▶ _Work item_
Transcribe every record exactly.

▶ _Entries shown_
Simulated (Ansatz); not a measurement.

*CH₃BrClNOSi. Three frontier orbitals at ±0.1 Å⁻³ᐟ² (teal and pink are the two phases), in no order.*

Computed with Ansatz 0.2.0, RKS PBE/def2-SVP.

▶ _Worked solution_
Simulated (Ansatz); not a measurement.

*CH₃BrClNOSi. Three frontier orbitals at ±0.1 Å⁻³ᐟ² (teal and pink are the two phases), in no order.*

Computed with Ansatz 0.2.0, RKS PBE/def2-SVP.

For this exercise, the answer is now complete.